=== Begin Enclosure ===
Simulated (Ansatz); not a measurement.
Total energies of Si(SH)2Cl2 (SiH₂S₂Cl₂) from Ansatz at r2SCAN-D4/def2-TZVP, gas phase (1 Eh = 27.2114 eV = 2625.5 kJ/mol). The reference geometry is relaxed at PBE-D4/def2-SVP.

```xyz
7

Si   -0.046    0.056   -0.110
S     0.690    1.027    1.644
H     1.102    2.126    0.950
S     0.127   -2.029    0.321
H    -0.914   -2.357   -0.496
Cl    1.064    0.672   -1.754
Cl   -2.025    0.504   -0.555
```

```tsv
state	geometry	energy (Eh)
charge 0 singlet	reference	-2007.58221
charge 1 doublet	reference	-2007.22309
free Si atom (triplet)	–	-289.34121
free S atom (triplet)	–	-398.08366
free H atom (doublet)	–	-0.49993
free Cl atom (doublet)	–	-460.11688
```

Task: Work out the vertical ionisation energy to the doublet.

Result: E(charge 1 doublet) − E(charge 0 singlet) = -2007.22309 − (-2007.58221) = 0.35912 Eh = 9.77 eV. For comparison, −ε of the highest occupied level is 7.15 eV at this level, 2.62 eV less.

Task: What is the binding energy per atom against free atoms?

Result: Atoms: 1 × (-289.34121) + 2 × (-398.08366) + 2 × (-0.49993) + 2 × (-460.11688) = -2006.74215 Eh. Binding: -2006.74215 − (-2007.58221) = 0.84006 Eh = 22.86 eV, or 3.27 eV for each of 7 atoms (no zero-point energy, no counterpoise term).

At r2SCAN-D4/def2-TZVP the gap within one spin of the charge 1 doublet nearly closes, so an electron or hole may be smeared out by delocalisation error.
=== End Enclosure ===

EXERCISE:
The answer should be the first line of the material and every line after it through the line containing "Task: Work out", exactly as written, and nothing else.

TASK RESULT:
Simulated (Ansatz); not a measurement.
Total energies of Si(SH)2Cl2 (SiH₂S₂Cl₂) from Ansatz at r2SCAN-D4/def2-TZVP, gas phase (1 Eh = 27.2114 eV = 2625.5 kJ/mol). The reference geometry is relaxed at PBE-D4/def2-SVP.

```xyz
7

Si   -0.046    0.056   -0.110
S     0.690    1.027    1.644
H     1.102    2.126    0.950
S     0.127   -2.029    0.321
H    -0.914   -2.357   -0.496
Cl    1.064    0.672   -1.754
Cl   -2.025    0.504   -0.555
```

```tsv
state	geometry	energy (Eh)
charge 0 singlet	reference	-2007.58221
charge 1 doublet	reference	-2007.22309
free Si atom (triplet)	–	-289.34121
free S atom (triplet)	–	-398.08366
free H atom (doublet)	–	-0.49993
free Cl atom (doublet)	–	-460.11688
```

Task: Work out the vertical ionisation energy to the doublet.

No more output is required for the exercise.